● GIVEN DATA
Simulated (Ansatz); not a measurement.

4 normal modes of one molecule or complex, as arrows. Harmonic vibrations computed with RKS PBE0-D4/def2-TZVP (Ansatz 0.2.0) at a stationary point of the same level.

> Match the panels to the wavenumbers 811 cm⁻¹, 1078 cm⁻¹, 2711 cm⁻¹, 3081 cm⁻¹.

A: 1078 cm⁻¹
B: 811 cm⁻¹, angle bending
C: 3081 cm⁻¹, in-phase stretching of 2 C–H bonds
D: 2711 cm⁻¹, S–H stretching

● EXERCISE
Please copy out the records exactly as they appear.

● RESPONSE
Simulated (Ansatz); not a measurement.

4 normal modes of one molecule or complex, as arrows. Harmonic vibrations computed with RKS PBE0-D4/def2-TZVP (Ansatz 0.2.0) at a stationary point of the same level.

> Match the panels to the wavenumbers 811 cm⁻¹, 1078 cm⁻¹, 2711 cm⁻¹, 3081 cm⁻¹.

A: 1078 cm⁻¹
B: 811 cm⁻¹, angle bending
C: 3081 cm⁻¹, in-phase stretching of 2 C–H bonds
D: 2711 cm⁻¹, S–H stretching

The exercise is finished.